┌────────

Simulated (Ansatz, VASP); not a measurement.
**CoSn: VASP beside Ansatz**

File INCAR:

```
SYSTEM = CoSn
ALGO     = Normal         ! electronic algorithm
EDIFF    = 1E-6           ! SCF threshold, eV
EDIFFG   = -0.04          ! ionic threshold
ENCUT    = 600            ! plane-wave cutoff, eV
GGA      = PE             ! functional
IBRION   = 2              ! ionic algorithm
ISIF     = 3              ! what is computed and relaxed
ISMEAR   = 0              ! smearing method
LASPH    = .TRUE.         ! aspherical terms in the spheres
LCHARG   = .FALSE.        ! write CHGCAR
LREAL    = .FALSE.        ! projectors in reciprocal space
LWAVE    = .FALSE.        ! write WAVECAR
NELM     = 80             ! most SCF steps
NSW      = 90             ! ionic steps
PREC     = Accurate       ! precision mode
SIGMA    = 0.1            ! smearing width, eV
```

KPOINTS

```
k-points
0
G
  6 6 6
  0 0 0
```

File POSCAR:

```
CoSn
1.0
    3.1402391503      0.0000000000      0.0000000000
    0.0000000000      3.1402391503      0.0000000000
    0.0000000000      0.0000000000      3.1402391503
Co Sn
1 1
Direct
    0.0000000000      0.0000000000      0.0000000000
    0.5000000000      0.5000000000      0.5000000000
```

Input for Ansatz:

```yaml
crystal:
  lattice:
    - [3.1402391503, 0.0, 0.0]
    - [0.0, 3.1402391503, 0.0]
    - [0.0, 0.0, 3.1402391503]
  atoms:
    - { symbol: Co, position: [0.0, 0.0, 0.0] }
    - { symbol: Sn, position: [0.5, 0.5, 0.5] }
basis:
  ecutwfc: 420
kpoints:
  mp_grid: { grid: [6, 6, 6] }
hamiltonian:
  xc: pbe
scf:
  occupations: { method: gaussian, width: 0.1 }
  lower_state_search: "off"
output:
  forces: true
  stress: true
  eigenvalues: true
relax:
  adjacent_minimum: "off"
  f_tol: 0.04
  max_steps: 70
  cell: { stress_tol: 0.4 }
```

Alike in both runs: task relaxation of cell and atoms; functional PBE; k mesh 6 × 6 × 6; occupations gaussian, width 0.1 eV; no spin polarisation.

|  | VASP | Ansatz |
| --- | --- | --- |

└────────

Work order - Above are the records; please copy exactly their first line and each line after it through the line containing "VASP | Ansatz |", and no line after that.

Your response -
Simulated (Ansatz, VASP); not a measurement.
**CoSn: VASP beside Ansatz**

File INCAR:

```
SYSTEM = CoSn
ALGO     = Normal         ! electronic algorithm
EDIFF    = 1E-6           ! SCF threshold, eV
EDIFFG   = -0.04          ! ionic threshold
ENCUT    = 600            ! plane-wave cutoff, eV
GGA      = PE             ! functional
IBRION   = 2              ! ionic algorithm
ISIF     = 3              ! what is computed and relaxed
ISMEAR   = 0              ! smearing method
LASPH    = .TRUE.         ! aspherical terms in the spheres
LCHARG   = .FALSE.        ! write CHGCAR
LREAL    = .FALSE.        ! projectors in reciprocal space
LWAVE    = .FALSE.        ! write WAVECAR
NELM     = 80             ! most SCF steps
NSW      = 90             ! ionic steps
PREC     = Accurate       ! precision mode
SIGMA    = 0.1            ! smearing width, eV
```

KPOINTS

```
k-points
0
G
  6 6 6
  0 0 0
```

File POSCAR:

```
CoSn
1.0
    3.1402391503      0.0000000000      0.0000000000
    0.0000000000      3.1402391503      0.0000000000
    0.0000000000      0.0000000000      3.1402391503
Co Sn
1 1
Direct
    0.0000000000      0.0000000000      0.0000000000
    0.5000000000      0.5000000000      0.5000000000
```

Input for Ansatz:

```yaml
crystal:
  lattice:
    - [3.1402391503, 0.0, 0.0]
    - [0.0, 3.1402391503, 0.0]
    - [0.0, 0.0, 3.1402391503]
  atoms:
    - { symbol: Co, position: [0.0, 0.0, 0.0] }
    - { symbol: Sn, position: [0.5, 0.5, 0.5] }
basis:
  ecutwfc: 420
kpoints:
  mp_grid: { grid: [6, 6, 6] }
hamiltonian:
  xc: pbe
scf:
  occupations: { method: gaussian, width: 0.1 }
  lower_state_search: "off"
output:
  forces: true
  stress: true
  eigenvalues: true
relax:
  adjacent_minimum: "off"
  f_tol: 0.04
  max_steps: 70
  cell: { stress_tol: 0.4 }
```

Alike in both runs: task relaxation of cell and atoms; functional PBE; k mesh 6 × 6 × 6; occupations gaussian, width 0.1 eV; no spin polarisation.

|  | VASP | Ansatz |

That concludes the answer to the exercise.